Required action
Nothing in the records should be left out; transcribe them exactly.

Data provided
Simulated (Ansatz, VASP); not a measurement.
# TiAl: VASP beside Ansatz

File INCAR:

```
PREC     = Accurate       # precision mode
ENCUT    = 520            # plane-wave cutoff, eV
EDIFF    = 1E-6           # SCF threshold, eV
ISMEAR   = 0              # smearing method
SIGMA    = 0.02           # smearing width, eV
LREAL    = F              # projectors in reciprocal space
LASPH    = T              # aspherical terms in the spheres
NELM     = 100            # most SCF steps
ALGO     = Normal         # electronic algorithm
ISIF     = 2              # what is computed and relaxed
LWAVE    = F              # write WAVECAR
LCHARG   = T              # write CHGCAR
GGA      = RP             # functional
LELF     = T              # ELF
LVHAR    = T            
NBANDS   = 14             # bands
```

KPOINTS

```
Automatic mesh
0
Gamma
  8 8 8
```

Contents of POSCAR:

Answer section
Simulated (Ansatz, VASP); not a measurement.
# TiAl: VASP beside Ansatz

File INCAR:

```
PREC     = Accurate       # precision mode
ENCUT    = 520            # plane-wave cutoff, eV
EDIFF    = 1E-6           # SCF threshold, eV
ISMEAR   = 0              # smearing method
SIGMA    = 0.02           # smearing width, eV
LREAL    = F              # projectors in reciprocal space
LASPH    = T              # aspherical terms in the spheres
NELM     = 100            # most SCF steps
ALGO     = Normal         # electronic algorithm
ISIF     = 2              # what is computed and relaxed
LWAVE    = F              # write WAVECAR
LCHARG   = T              # write CHGCAR
GGA      = RP             # functional
LELF     = T              # ELF
LVHAR    = T            
NBANDS   = 14             # bands
```

KPOINTS

```
Automatic mesh
0
Gamma
  8 8 8
```

Contents of POSCAR:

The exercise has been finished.